RECORD EXCERPTS
○ ○ ○ ○

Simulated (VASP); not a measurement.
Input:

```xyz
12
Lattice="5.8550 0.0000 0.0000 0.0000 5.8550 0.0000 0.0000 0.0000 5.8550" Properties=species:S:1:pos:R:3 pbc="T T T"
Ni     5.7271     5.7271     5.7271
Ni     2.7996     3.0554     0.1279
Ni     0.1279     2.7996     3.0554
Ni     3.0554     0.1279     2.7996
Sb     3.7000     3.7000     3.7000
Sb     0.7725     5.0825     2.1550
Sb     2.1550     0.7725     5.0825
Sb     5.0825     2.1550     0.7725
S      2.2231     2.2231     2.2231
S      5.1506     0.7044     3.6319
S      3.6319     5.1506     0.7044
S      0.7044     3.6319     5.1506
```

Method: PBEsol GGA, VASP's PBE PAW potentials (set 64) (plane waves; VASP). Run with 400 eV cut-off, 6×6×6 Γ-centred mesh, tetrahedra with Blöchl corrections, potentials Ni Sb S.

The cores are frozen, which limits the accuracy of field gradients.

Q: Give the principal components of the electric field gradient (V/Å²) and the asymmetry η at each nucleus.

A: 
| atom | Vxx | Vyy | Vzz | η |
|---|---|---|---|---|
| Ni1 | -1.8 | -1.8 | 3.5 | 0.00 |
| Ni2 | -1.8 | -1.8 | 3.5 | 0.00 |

○ ○ ○ ○

ACTIVITY
Every line above is to be transcribed exactly.

RESPONSE AREA
Simulated (VASP); not a measurement.
Input:

```xyz
12
Lattice="5.8550 0.0000 0.0000 0.0000 5.8550 0.0000 0.0000 0.0000 5.8550" Properties=species:S:1:pos:R:3 pbc="T T T"
Ni     5.7271     5.7271     5.7271
Ni     2.7996     3.0554     0.1279
Ni     0.1279     2.7996     3.0554
Ni     3.0554     0.1279     2.7996
Sb     3.7000     3.7000     3.7000
Sb     0.7725     5.0825     2.1550
Sb     2.1550     0.7725     5.0825
Sb     5.0825     2.1550     0.7725
S      2.2231     2.2231     2.2231
S      5.1506     0.7044     3.6319
S      3.6319     5.1506     0.7044
S      0.7044     3.6319     5.1506
```

Method: PBEsol GGA, VASP's PBE PAW potentials (set 64) (plane waves; VASP). Run with 400 eV cut-off, 6×6×6 Γ-centred mesh, tetrahedra with Blöchl corrections, potentials Ni Sb S.

The cores are frozen, which limits the accuracy of field gradients.

Q: Give the principal components of the electric field gradient (V/Å²) and the asymmetry η at each nucleus.

A: 
| atom | Vxx | Vyy | Vzz | η |
|---|---|---|---|---|
| Ni1 | -1.8 | -1.8 | 3.5 | 0.00 |
| Ni2 | -1.8 | -1.8 | 3.5 | 0.00 |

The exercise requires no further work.